§ BRIEF
Give back exactly the lines that run from the beginning of the entries to the line containing "- 1048, ΔG° (kJ): 33.5", both included, and nothing else.

--- START ---

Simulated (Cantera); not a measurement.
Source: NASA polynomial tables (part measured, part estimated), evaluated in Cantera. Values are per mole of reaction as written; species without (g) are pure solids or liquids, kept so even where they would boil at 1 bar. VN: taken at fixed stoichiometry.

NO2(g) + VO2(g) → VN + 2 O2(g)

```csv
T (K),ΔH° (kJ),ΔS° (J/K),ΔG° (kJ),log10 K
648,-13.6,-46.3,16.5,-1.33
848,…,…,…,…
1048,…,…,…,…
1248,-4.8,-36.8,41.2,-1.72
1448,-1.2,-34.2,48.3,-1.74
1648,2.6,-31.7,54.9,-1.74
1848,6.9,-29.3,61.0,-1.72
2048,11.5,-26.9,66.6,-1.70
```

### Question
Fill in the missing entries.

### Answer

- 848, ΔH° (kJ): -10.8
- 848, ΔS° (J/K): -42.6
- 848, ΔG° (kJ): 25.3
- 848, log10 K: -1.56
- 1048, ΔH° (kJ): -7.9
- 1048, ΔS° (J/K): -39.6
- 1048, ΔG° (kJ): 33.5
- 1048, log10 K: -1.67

--- END ---

§ WRITTEN REPLY
Simulated (Cantera); not a measurement.
Source: NASA polynomial tables (part measured, part estimated), evaluated in Cantera. Values are per mole of reaction as written; species without (g) are pure solids or liquids, kept so even where they would boil at 1 bar. VN: taken at fixed stoichiometry.

NO2(g) + VO2(g) → VN + 2 O2(g)

```csv
T (K),ΔH° (kJ),ΔS° (J/K),ΔG° (kJ),log10 K
648,-13.6,-46.3,16.5,-1.33
848,…,…,…,…
1048,…,…,…,…
1248,-4.8,-36.8,41.2,-1.72
1448,-1.2,-34.2,48.3,-1.74
1648,2.6,-31.7,54.9,-1.74
1848,6.9,-29.3,61.0,-1.72
2048,11.5,-26.9,66.6,-1.70
```

### Question
Fill in the missing entries.

### Answer

- 848, ΔH° (kJ): -10.8
- 848, ΔS° (J/K): -42.6
- 848, ΔG° (kJ): 25.3
- 848, log10 K: -1.56
- 1048, ΔH° (kJ): -7.9
- 1048, ΔS° (J/K): -39.6
- 1048, ΔG° (kJ): 33.5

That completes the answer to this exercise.